□ □ □ □ □
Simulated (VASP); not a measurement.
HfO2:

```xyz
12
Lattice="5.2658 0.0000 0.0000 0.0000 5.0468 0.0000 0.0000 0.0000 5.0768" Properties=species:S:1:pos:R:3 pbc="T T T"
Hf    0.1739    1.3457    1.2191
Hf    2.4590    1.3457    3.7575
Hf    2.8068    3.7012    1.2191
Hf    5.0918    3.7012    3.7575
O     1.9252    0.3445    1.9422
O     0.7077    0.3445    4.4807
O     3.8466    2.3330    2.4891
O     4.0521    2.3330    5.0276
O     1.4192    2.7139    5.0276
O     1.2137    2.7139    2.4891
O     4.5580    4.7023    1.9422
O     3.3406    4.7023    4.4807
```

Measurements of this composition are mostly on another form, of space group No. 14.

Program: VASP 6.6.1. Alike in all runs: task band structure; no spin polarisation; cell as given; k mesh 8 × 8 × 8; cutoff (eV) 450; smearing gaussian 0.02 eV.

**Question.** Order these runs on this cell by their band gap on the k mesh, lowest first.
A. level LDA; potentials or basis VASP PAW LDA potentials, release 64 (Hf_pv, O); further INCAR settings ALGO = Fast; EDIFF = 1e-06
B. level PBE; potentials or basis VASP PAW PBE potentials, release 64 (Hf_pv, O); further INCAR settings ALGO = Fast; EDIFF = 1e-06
□ □ □ □ □

> **Work item**
Set down the lines of the records exactly, from the first one through the line containing "Measurements of this", and add nothing else.

> **Solution**
Simulated (VASP); not a measurement.
HfO2:

```xyz
12
Lattice="5.2658 0.0000 0.0000 0.0000 5.0468 0.0000 0.0000 0.0000 5.0768" Properties=species:S:1:pos:R:3 pbc="T T T"
Hf    0.1739    1.3457    1.2191
Hf    2.4590    1.3457    3.7575
Hf    2.8068    3.7012    1.2191
Hf    5.0918    3.7012    3.7575
O     1.9252    0.3445    1.9422
O     0.7077    0.3445    4.4807
O     3.8466    2.3330    2.4891
O     4.0521    2.3330    5.0276
O     1.4192    2.7139    5.0276
O     1.2137    2.7139    2.4891
O     4.5580    4.7023    1.9422
O     3.3406    4.7023    4.4807
```

Measurements of this composition are mostly on another form, of space group No. 14.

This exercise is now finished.